▸ Given entries:
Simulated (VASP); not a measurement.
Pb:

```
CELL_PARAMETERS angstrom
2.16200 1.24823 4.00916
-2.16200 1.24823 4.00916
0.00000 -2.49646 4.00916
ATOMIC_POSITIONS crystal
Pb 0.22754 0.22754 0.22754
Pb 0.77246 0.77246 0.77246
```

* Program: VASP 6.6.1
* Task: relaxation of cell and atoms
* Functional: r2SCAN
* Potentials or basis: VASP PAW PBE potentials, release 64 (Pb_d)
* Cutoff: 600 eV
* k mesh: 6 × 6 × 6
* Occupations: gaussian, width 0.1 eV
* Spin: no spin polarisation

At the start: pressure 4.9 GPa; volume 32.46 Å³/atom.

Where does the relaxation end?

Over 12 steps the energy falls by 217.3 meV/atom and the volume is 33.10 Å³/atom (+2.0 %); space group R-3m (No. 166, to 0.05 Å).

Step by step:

▸ Work order: None of the records may be skipped; each is to be repeated exactly.

▸ Answer box:
Simulated (VASP); not a measurement.
Pb:

```
CELL_PARAMETERS angstrom
2.16200 1.24823 4.00916
-2.16200 1.24823 4.00916
0.00000 -2.49646 4.00916
ATOMIC_POSITIONS crystal
Pb 0.22754 0.22754 0.22754
Pb 0.77246 0.77246 0.77246
```

* Program: VASP 6.6.1
* Task: relaxation of cell and atoms
* Functional: r2SCAN
* Potentials or basis: VASP PAW PBE potentials, release 64 (Pb_d)
* Cutoff: 600 eV
* k mesh: 6 × 6 × 6
* Occupations: gaussian, width 0.1 eV
* Spin: no spin polarisation

At the start: pressure 4.9 GPa; volume 32.46 Å³/atom.

Where does the relaxation end?

Over 12 steps the energy falls by 217.3 meV/atom and the volume is 33.10 Å³/atom (+2.0 %); space group R-3m (No. 166, to 0.05 Å).

Step by step:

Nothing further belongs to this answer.